- Work item:
Repeat only the lines below from the one containing "- volume per atom: 19.10 Å³/atom" through the one containing "- density: 4.36 g/cm³", inclusive, exactly as written.

- Data for review:
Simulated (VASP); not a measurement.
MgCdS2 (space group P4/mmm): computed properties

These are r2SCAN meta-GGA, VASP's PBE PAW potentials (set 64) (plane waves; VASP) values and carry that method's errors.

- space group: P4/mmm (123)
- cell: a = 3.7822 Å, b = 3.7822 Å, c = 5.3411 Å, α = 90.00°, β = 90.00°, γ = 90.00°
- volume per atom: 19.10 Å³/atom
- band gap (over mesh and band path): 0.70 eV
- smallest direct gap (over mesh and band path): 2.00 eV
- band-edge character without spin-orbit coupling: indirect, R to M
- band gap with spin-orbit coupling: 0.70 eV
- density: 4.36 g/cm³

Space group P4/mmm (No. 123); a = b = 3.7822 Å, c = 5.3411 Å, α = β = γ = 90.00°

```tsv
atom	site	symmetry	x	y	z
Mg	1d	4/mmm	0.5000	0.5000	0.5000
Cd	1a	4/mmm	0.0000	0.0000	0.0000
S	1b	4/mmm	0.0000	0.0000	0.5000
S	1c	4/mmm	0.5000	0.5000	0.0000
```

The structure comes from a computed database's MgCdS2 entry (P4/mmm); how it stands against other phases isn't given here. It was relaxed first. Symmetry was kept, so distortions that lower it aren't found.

- Task answer:
- volume per atom: 19.10 Å³/atom
- band gap (over mesh and band path): 0.70 eV
- smallest direct gap (over mesh and band path): 2.00 eV
- band-edge character without spin-orbit coupling: indirect, R to M
- band gap with spin-orbit coupling: 0.70 eV
- density: 4.36 g/cm³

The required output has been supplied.